* **Assignment**
Go through the following data and transcribe exactly the stretch of lines from the one holding "Species: C4H6F2N (charge +1)." to the one holding "In a crystal, neighbours", both included.

* **Excerpted data**
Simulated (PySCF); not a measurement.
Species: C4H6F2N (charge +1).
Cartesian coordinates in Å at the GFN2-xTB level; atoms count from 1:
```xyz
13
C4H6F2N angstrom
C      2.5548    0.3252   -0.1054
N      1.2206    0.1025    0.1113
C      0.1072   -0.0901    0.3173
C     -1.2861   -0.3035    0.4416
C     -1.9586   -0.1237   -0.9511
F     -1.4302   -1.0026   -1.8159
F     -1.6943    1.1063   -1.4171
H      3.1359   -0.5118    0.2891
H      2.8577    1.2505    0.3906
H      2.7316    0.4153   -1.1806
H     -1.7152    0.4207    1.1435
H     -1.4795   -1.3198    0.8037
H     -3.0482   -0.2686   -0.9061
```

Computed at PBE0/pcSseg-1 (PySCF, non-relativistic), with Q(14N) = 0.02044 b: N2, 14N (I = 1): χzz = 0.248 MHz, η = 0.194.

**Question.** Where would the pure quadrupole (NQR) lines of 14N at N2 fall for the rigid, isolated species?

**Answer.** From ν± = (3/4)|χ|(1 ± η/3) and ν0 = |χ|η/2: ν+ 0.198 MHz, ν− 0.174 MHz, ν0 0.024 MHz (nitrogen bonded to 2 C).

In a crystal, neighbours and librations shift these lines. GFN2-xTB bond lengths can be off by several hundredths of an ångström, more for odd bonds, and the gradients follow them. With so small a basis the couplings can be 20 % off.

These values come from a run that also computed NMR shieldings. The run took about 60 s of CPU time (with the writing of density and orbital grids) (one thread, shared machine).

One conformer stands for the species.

* **Solution**
Species: C4H6F2N (charge +1).
Cartesian coordinates in Å at the GFN2-xTB level; atoms count from 1:
```xyz
13
C4H6F2N angstrom
C      2.5548    0.3252   -0.1054
N      1.2206    0.1025    0.1113
C      0.1072   -0.0901    0.3173
C     -1.2861   -0.3035    0.4416
C     -1.9586   -0.1237   -0.9511
F     -1.4302   -1.0026   -1.8159
F     -1.6943    1.1063   -1.4171
H      3.1359   -0.5118    0.2891
H      2.8577    1.2505    0.3906
H      2.7316    0.4153   -1.1806
H     -1.7152    0.4207    1.1435
H     -1.4795   -1.3198    0.8037
H     -3.0482   -0.2686   -0.9061
```

Computed at PBE0/pcSseg-1 (PySCF, non-relativistic), with Q(14N) = 0.02044 b: N2, 14N (I = 1): χzz = 0.248 MHz, η = 0.194.

**Question.** Where would the pure quadrupole (NQR) lines of 14N at N2 fall for the rigid, isolated species?

**Answer.** From ν± = (3/4)|χ|(1 ± η/3) and ν0 = |χ|η/2: ν+ 0.198 MHz, ν− 0.174 MHz, ν0 0.024 MHz (nitrogen bonded to 2 C).

In a crystal, neighbours and librations shift these lines. GFN2-xTB bond lengths can be off by several hundredths of an ångström, more for odd bonds, and the gradients follow them. With so small a basis the couplings can be 20 % off.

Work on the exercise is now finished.